» **REQUIREMENT**:
Line by line, give the data again exactly as it appears.

» **RECORD EXCERPTS**:
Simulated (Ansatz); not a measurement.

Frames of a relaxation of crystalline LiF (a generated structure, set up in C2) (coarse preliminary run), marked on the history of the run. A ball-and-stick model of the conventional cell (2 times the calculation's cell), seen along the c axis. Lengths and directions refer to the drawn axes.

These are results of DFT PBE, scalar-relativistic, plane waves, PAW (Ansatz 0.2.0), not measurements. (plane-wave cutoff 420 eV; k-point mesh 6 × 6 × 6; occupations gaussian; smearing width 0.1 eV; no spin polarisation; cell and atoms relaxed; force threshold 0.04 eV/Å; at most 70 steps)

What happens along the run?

» **TASK RESULT**:
Simulated (Ansatz); not a measurement.

Frames of a relaxation of crystalline LiF (a generated structure, set up in C2) (coarse preliminary run), marked on the history of the run. A ball-and-stick model of the conventional cell (2 times the calculation's cell), seen along the c axis. Lengths and directions refer to the drawn axes.

These are results of DFT PBE, scalar-relativistic, plane waves, PAW (Ansatz 0.2.0), not measurements. (plane-wave cutoff 420 eV; k-point mesh 6 × 6 × 6; occupations gaussian; smearing width 0.1 eV; no spin polarisation; cell and atoms relaxed; force threshold 0.04 eV/Å; at most 70 steps)

What happens along the run?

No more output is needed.